## Available data

———

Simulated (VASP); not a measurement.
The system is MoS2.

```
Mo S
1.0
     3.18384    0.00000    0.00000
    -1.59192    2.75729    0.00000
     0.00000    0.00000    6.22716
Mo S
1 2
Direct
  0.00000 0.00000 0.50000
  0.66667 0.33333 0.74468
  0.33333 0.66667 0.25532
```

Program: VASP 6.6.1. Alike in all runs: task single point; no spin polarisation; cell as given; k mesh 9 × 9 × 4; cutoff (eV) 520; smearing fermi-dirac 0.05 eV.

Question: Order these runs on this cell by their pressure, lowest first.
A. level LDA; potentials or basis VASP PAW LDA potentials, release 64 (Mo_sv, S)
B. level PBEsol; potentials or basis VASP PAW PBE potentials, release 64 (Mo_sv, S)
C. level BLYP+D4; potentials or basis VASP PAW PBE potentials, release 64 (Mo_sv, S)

———

## Assignment
Every record above is to be given again precisely.

## Task response
Simulated (VASP); not a measurement.
The system is MoS2.

```
Mo S
1.0
     3.18384    0.00000    0.00000
    -1.59192    2.75729    0.00000
     0.00000    0.00000    6.22716
Mo S
1 2
Direct
  0.00000 0.00000 0.50000
  0.66667 0.33333 0.74468
  0.33333 0.66667 0.25532
```

Program: VASP 6.6.1. Alike in all runs: task single point; no spin polarisation; cell as given; k mesh 9 × 9 × 4; cutoff (eV) 520; smearing fermi-dirac 0.05 eV.

Question: Order these runs on this cell by their pressure, lowest first.
A. level LDA; potentials or basis VASP PAW LDA potentials, release 64 (Mo_sv, S)
B. level PBEsol; potentials or basis VASP PAW PBE potentials, release 64 (Mo_sv, S)
C. level BLYP+D4; potentials or basis VASP PAW PBE potentials, release 64 (Mo_sv, S)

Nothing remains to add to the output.